Assignment
Here are the records. Print them all exactly.

Listed records START

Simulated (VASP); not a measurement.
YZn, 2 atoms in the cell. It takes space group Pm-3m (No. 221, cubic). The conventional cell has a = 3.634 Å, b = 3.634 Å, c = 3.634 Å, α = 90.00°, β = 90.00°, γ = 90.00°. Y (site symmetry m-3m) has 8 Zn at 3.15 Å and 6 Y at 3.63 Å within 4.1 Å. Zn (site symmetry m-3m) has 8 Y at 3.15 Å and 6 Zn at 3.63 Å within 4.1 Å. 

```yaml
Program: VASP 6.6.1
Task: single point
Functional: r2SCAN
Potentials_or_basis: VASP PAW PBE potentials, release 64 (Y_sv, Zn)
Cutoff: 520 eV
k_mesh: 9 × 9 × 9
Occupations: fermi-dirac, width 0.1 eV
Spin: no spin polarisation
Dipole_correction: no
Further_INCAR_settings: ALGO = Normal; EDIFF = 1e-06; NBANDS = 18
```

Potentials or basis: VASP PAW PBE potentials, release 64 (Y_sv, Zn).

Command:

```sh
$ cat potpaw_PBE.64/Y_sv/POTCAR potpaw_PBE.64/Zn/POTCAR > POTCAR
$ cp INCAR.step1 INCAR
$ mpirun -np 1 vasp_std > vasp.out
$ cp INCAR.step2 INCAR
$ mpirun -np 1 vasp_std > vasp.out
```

Listed records END

Answer section
Simulated (VASP); not a measurement.
YZn, 2 atoms in the cell. It takes space group Pm-3m (No. 221, cubic). The conventional cell has a = 3.634 Å, b = 3.634 Å, c = 3.634 Å, α = 90.00°, β = 90.00°, γ = 90.00°. Y (site symmetry m-3m) has 8 Zn at 3.15 Å and 6 Y at 3.63 Å within 4.1 Å. Zn (site symmetry m-3m) has 8 Y at 3.15 Å and 6 Zn at 3.63 Å within 4.1 Å. 

```yaml
Program: VASP 6.6.1
Task: single point
Functional: r2SCAN
Potentials_or_basis: VASP PAW PBE potentials, release 64 (Y_sv, Zn)
Cutoff: 520 eV
k_mesh: 9 × 9 × 9
Occupations: fermi-dirac, width 0.1 eV
Spin: no spin polarisation
Dipole_correction: no
Further_INCAR_settings: ALGO = Normal; EDIFF = 1e-06; NBANDS = 18
```

Potentials or basis: VASP PAW PBE potentials, release 64 (Y_sv, Zn).

Command:

```sh
$ cat potpaw_PBE.64/Y_sv/POTCAR potpaw_PBE.64/Zn/POTCAR > POTCAR
$ cp INCAR.step1 INCAR
$ mpirun -np 1 vasp_std > vasp.out
$ cp INCAR.step2 INCAR
$ mpirun -np 1 vasp_std > vasp.out
```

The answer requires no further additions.